DATA SUPPLIED:

....

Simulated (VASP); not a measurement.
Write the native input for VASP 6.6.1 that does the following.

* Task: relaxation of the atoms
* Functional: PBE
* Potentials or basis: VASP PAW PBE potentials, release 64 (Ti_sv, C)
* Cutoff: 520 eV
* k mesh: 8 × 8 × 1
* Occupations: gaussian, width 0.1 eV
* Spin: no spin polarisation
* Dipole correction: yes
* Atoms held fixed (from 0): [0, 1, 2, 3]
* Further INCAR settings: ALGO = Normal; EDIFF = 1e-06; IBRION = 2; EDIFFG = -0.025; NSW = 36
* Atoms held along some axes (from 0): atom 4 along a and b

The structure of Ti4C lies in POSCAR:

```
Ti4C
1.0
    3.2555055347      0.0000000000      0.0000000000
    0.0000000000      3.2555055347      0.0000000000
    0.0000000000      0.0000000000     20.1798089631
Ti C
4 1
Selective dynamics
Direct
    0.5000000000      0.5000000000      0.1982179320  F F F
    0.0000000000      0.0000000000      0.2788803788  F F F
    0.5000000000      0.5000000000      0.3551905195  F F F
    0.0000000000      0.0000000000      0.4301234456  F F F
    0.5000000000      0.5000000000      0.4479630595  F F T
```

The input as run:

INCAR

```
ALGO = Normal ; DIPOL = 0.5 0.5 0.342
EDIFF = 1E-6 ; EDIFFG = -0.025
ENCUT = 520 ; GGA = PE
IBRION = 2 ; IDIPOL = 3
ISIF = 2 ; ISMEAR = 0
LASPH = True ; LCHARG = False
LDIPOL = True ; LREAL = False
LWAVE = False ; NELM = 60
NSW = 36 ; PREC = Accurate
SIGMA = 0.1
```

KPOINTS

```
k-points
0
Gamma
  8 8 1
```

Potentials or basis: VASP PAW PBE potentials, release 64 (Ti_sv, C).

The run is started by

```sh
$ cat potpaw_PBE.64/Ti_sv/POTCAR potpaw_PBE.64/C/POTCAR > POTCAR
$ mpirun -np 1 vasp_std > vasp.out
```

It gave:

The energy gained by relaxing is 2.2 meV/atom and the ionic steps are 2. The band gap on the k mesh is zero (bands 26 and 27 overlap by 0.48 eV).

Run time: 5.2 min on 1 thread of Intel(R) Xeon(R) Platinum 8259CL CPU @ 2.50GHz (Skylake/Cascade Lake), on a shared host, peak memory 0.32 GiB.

....

ACTION ITEM: Return, word for word, the lines of the data above from the line with "width 0.1 eV" through the line with "The energy gained", inclusive.

YOUR SOLUTION:
* Occupations: gaussian, width 0.1 eV
* Spin: no spin polarisation
* Dipole correction: yes
* Atoms held fixed (from 0): [0, 1, 2, 3]
* Further INCAR settings: ALGO = Normal; EDIFF = 1e-06; IBRION = 2; EDIFFG = -0.025; NSW = 36
* Atoms held along some axes (from 0): atom 4 along a and b

The structure of Ti4C lies in POSCAR:

```
Ti4C
1.0
    3.2555055347      0.0000000000      0.0000000000
    0.0000000000      3.2555055347      0.0000000000
    0.0000000000      0.0000000000     20.1798089631
Ti C
4 1
Selective dynamics
Direct
    0.5000000000      0.5000000000      0.1982179320  F F F
    0.0000000000      0.0000000000      0.2788803788  F F F
    0.5000000000      0.5000000000      0.3551905195  F F F
    0.0000000000      0.0000000000      0.4301234456  F F F
    0.5000000000      0.5000000000      0.4479630595  F F T
```

The input as run:

INCAR

```
ALGO = Normal ; DIPOL = 0.5 0.5 0.342
EDIFF = 1E-6 ; EDIFFG = -0.025
ENCUT = 520 ; GGA = PE
IBRION = 2 ; IDIPOL = 3
ISIF = 2 ; ISMEAR = 0
LASPH = True ; LCHARG = False
LDIPOL = True ; LREAL = False
LWAVE = False ; NELM = 60
NSW = 36 ; PREC = Accurate
SIGMA = 0.1
```

KPOINTS

```
k-points
0
Gamma
  8 8 1
```

Potentials or basis: VASP PAW PBE potentials, release 64 (Ti_sv, C).

The run is started by

```sh
$ cat potpaw_PBE.64/Ti_sv/POTCAR potpaw_PBE.64/C/POTCAR > POTCAR
$ mpirun -np 1 vasp_std > vasp.out
```

It gave:

The energy gained by relaxing is 2.2 meV/atom and the ionic steps are 2. The band gap on the k mesh is zero (bands 26 and 27 overlap by 0.48 eV).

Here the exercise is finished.